▶ **Work order**
Only the lines from the beginning of the data below through the line containing "Figure 1. The" belong in the response, each copied exactly.

────────────────────

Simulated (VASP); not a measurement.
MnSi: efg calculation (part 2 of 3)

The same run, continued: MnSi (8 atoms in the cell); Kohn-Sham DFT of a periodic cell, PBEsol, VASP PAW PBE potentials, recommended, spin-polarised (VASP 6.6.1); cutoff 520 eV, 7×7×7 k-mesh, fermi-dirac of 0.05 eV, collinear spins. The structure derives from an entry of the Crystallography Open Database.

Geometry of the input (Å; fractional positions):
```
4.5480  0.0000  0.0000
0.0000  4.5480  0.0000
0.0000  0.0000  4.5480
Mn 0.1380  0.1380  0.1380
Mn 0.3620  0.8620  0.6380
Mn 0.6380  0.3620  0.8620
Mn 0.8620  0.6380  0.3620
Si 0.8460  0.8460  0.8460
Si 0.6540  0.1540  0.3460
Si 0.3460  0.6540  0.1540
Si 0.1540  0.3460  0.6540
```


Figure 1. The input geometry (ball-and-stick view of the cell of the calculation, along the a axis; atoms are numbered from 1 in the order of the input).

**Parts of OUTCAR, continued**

────────────────────

▶ **Answer space**
Simulated (VASP); not a measurement.
MnSi: efg calculation (part 2 of 3)

The same run, continued: MnSi (8 atoms in the cell); Kohn-Sham DFT of a periodic cell, PBEsol, VASP PAW PBE potentials, recommended, spin-polarised (VASP 6.6.1); cutoff 520 eV, 7×7×7 k-mesh, fermi-dirac of 0.05 eV, collinear spins. The structure derives from an entry of the Crystallography Open Database.

Geometry of the input (Å; fractional positions):
```
4.5480  0.0000  0.0000
0.0000  4.5480  0.0000
0.0000  0.0000  4.5480
Mn 0.1380  0.1380  0.1380
Mn 0.3620  0.8620  0.6380
Mn 0.6380  0.3620  0.8620
Mn 0.8620  0.6380  0.3620
Si 0.8460  0.8460  0.8460
Si 0.6540  0.1540  0.3460
Si 0.3460  0.6540  0.1540
Si 0.1540  0.3460  0.6540
```


Figure 1. The input geometry (ball-and-stick view of the cell of the calculation, along the a axis; atoms are numbered from 1 in the order of the input).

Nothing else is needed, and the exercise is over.